▶ **Entries supplied**:
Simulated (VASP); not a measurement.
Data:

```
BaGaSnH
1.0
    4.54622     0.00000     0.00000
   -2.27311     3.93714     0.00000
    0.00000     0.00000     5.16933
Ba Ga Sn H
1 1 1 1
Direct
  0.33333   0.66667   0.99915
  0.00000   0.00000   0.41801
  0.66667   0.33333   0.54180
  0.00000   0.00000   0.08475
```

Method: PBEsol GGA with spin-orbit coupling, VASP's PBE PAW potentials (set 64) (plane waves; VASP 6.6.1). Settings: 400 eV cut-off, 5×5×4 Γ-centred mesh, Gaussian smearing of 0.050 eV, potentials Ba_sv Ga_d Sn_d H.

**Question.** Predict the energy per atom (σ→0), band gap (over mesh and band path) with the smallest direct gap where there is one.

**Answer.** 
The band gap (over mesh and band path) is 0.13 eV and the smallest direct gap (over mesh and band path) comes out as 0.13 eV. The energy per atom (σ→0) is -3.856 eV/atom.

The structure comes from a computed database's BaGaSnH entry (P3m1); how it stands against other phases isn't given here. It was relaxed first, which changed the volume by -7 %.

▶ **Task item**: Write the listing out again, exactly as shown above.

▶ **Reply**:
Simulated (VASP); not a measurement.
Data:

```
BaGaSnH
1.0
    4.54622     0.00000     0.00000
   -2.27311     3.93714     0.00000
    0.00000     0.00000     5.16933
Ba Ga Sn H
1 1 1 1
Direct
  0.33333   0.66667   0.99915
  0.00000   0.00000   0.41801
  0.66667   0.33333   0.54180
  0.00000   0.00000   0.08475
```

Method: PBEsol GGA with spin-orbit coupling, VASP's PBE PAW potentials (set 64) (plane waves; VASP 6.6.1). Settings: 400 eV cut-off, 5×5×4 Γ-centred mesh, Gaussian smearing of 0.050 eV, potentials Ba_sv Ga_d Sn_d H.

**Question.** Predict the energy per atom (σ→0), band gap (over mesh and band path) with the smallest direct gap where there is one.

**Answer.** 
The band gap (over mesh and band path) is 0.13 eV and the smallest direct gap (over mesh and band path) comes out as 0.13 eV. The energy per atom (σ→0) is -3.856 eV/atom.

The structure comes from a computed database's BaGaSnH entry (P3m1); how it stands against other phases isn't given here. It was relaxed first, which changed the volume by -7 %.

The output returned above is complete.